Requirement:
Copy the listing exactly. Omit nothing.

Available data:
:::::
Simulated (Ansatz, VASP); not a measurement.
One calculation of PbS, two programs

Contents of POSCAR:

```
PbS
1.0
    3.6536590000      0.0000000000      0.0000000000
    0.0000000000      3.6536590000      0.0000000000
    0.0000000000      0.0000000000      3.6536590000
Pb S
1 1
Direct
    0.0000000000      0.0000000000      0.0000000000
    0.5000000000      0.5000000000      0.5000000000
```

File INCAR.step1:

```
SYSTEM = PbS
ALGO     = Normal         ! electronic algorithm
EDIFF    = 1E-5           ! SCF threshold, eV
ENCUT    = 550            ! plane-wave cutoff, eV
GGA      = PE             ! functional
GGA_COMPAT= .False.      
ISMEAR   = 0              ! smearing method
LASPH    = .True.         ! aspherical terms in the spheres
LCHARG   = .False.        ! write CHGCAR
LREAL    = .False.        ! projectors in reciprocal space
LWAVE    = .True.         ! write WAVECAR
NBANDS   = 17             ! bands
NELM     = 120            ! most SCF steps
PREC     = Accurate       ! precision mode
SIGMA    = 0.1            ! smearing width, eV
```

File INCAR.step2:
:::::

Answer area:
Simulated (Ansatz, VASP); not a measurement.
One calculation of PbS, two programs

Contents of POSCAR:

```
PbS
1.0
    3.6536590000      0.0000000000      0.0000000000
    0.0000000000      3.6536590000      0.0000000000
    0.0000000000      0.0000000000      3.6536590000
Pb S
1 1
Direct
    0.0000000000      0.0000000000      0.0000000000
    0.5000000000      0.5000000000      0.5000000000
```

File INCAR.step1:

```
SYSTEM = PbS
ALGO     = Normal         ! electronic algorithm
EDIFF    = 1E-5           ! SCF threshold, eV
ENCUT    = 550            ! plane-wave cutoff, eV
GGA      = PE             ! functional
GGA_COMPAT= .False.      
ISMEAR   = 0              ! smearing method
LASPH    = .True.         ! aspherical terms in the spheres
LCHARG   = .False.        ! write CHGCAR
LREAL    = .False.        ! projectors in reciprocal space
LWAVE    = .True.         ! write WAVECAR
NBANDS   = 17             ! bands
NELM     = 120            ! most SCF steps
PREC     = Accurate       ! precision mode
SIGMA    = 0.1            ! smearing width, eV
```

File INCAR.step2:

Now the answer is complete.